Exercise |
Search the listing below for the line containing "f' = 5.54481". From there through the line containing "2.24642 | 1.75 |", transcribe every line exactly, both ends included.

Record excerpts |
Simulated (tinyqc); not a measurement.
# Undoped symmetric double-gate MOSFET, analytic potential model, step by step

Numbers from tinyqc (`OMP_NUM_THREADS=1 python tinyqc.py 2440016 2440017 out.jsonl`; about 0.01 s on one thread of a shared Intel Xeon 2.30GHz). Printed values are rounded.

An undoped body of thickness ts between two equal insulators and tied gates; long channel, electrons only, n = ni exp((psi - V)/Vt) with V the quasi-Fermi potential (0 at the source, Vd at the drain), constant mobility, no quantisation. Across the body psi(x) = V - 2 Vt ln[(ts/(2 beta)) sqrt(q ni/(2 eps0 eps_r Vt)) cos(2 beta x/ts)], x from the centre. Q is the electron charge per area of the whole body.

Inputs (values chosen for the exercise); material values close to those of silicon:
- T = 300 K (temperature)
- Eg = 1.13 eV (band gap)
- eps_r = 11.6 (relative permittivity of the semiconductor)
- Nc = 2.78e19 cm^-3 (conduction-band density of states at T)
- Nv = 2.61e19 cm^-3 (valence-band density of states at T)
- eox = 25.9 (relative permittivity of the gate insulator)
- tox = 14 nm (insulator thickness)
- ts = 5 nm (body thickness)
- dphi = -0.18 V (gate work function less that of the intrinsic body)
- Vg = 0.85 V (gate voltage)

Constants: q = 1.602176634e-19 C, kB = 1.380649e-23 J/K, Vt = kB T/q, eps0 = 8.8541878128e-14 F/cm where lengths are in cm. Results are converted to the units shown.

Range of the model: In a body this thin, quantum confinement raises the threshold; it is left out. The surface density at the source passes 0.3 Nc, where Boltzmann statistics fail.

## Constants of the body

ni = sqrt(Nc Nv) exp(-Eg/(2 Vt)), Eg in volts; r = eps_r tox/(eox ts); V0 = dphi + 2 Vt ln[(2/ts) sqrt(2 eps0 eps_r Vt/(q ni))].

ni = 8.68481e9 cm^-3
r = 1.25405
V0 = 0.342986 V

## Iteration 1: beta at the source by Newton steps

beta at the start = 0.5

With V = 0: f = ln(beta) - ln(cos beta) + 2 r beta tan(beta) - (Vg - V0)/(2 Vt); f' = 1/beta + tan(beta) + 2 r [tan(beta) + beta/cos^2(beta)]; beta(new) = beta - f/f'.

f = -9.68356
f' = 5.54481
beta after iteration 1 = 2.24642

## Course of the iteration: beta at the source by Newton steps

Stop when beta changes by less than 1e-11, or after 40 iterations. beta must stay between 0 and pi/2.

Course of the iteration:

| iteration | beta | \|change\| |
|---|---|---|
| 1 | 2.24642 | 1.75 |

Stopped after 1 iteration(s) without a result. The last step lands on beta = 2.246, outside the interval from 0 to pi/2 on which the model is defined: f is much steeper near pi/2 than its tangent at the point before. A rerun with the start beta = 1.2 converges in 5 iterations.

Result |
f' = 5.54481
beta after iteration 1 = 2.24642

## Course of the iteration: beta at the source by Newton steps

Stop when beta changes by less than 1e-11, or after 40 iterations. beta must stay between 0 and pi/2.

Course of the iteration:

| iteration | beta | \|change\| |
|---|---|---|
| 1 | 2.24642 | 1.75 |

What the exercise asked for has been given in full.